# DATA TO EXAMINE
————————

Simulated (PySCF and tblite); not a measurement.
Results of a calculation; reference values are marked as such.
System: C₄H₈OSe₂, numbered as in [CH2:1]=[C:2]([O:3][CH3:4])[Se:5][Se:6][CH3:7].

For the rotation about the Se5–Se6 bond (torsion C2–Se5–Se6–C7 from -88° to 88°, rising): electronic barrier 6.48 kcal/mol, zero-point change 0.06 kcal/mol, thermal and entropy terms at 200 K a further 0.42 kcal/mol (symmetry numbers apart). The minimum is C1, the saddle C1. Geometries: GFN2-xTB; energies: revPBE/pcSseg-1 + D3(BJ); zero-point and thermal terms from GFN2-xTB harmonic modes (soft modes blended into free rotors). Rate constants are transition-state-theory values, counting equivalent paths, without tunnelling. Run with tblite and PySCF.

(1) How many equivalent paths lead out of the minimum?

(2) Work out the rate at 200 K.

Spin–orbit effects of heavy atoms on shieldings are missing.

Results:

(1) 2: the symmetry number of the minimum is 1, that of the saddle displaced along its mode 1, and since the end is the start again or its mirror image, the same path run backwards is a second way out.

————————

# EXERCISE
Exactly reproduce every line found in the records.

# TASK OUTPUT
Simulated (PySCF and tblite); not a measurement.
Results of a calculation; reference values are marked as such.
System: C₄H₈OSe₂, numbered as in [CH2:1]=[C:2]([O:3][CH3:4])[Se:5][Se:6][CH3:7].

For the rotation about the Se5–Se6 bond (torsion C2–Se5–Se6–C7 from -88° to 88°, rising): electronic barrier 6.48 kcal/mol, zero-point change 0.06 kcal/mol, thermal and entropy terms at 200 K a further 0.42 kcal/mol (symmetry numbers apart). The minimum is C1, the saddle C1. Geometries: GFN2-xTB; energies: revPBE/pcSseg-1 + D3(BJ); zero-point and thermal terms from GFN2-xTB harmonic modes (soft modes blended into free rotors). Rate constants are transition-state-theory values, counting equivalent paths, without tunnelling. Run with tblite and PySCF.

(1) How many equivalent paths lead out of the minimum?

(2) Work out the rate at 200 K.

Spin–orbit effects of heavy atoms on shieldings are missing.

Results:

(1) 2: the symmetry number of the minimum is 1, that of the saddle displaced along its mode 1, and since the end is the start again or its mirror image, the same path run backwards is a second way out.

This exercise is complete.